Reproduce the lines of the listing exactly, beginning at the top, until the line with "PBE0 in PySCF" has been reproduced too.

Segment Start: Listed records
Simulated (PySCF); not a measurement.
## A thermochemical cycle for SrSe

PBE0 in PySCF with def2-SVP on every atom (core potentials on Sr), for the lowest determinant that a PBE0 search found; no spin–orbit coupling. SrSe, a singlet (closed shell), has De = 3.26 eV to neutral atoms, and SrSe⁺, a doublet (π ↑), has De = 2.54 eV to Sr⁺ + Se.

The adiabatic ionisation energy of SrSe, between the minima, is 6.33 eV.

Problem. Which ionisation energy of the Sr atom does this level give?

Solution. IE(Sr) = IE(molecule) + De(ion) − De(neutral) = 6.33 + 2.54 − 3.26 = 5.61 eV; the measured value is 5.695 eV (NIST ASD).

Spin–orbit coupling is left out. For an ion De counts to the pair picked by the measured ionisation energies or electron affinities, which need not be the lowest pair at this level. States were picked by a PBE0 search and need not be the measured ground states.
Segment End: Listed records

### [Reply]
Simulated (PySCF); not a measurement.
## A thermochemical cycle for SrSe

PBE0 in PySCF with def2-SVP on every atom (core potentials on Sr), for the lowest determinant that a PBE0 search found; no spin–orbit coupling. SrSe, a singlet (closed shell), has De = 3.26 eV to neutral atoms, and SrSe⁺, a doublet (π ↑), has De = 2.54 eV to Sr⁺ + Se.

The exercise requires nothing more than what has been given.